• [Task item] Those lines of the material below that fall between its first line and the line with "Charge 0, spin multiplicity 2.", both included, are to be repeated exactly.

▼

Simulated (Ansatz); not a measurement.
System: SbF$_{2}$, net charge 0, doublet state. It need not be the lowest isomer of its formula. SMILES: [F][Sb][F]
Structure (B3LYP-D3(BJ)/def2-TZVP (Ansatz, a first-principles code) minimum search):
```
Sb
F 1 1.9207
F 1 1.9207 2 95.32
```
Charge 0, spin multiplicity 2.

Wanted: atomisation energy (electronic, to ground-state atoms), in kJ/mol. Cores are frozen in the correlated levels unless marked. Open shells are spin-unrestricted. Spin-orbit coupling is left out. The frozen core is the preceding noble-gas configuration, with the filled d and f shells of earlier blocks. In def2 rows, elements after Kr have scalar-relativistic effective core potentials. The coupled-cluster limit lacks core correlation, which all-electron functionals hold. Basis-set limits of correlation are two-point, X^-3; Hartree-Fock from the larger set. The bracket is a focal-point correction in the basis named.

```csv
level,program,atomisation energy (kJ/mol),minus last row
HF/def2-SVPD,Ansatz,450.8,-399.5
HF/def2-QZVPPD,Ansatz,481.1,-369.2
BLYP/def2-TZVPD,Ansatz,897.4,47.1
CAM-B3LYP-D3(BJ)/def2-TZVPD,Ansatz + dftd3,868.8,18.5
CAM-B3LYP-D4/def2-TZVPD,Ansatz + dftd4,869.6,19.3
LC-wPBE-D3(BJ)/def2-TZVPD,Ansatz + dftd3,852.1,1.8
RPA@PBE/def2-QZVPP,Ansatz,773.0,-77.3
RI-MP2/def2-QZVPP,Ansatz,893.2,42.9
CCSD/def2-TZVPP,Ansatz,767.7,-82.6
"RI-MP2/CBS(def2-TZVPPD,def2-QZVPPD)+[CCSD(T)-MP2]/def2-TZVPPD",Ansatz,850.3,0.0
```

▲

• [Written reply]
Simulated (Ansatz); not a measurement.
System: SbF$_{2}$, net charge 0, doublet state. It need not be the lowest isomer of its formula. SMILES: [F][Sb][F]
Structure (B3LYP-D3(BJ)/def2-TZVP (Ansatz, a first-principles code) minimum search):
```
Sb
F 1 1.9207
F 1 1.9207 2 95.32
```
Charge 0, spin multiplicity 2.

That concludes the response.